WORK INSTRUCTION —
Below are entries; print them exactly from the first line through the one containing "## 1. The starting structure".

DATASET EXTRACT —
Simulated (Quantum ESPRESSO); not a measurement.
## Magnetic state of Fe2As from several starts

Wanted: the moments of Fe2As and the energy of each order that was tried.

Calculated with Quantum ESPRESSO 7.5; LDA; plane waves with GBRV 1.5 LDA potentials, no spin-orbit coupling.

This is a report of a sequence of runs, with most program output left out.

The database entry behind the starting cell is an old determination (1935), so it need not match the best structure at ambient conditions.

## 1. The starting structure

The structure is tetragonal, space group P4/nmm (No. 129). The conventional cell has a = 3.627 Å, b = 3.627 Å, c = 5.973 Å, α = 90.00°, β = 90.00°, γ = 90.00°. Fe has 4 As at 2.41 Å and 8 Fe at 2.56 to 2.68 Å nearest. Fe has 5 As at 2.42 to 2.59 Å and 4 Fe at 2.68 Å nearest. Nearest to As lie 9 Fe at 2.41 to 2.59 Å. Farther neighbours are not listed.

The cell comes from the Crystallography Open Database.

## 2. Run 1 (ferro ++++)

WRITTEN ANSWER —
Simulated (Quantum ESPRESSO); not a measurement.
## Magnetic state of Fe2As from several starts

Wanted: the moments of Fe2As and the energy of each order that was tried.

Calculated with Quantum ESPRESSO 7.5; LDA; plane waves with GBRV 1.5 LDA potentials, no spin-orbit coupling.

This is a report of a sequence of runs, with most program output left out.

The database entry behind the starting cell is an old determination (1935), so it need not match the best structure at ambient conditions.

## 1. The starting structure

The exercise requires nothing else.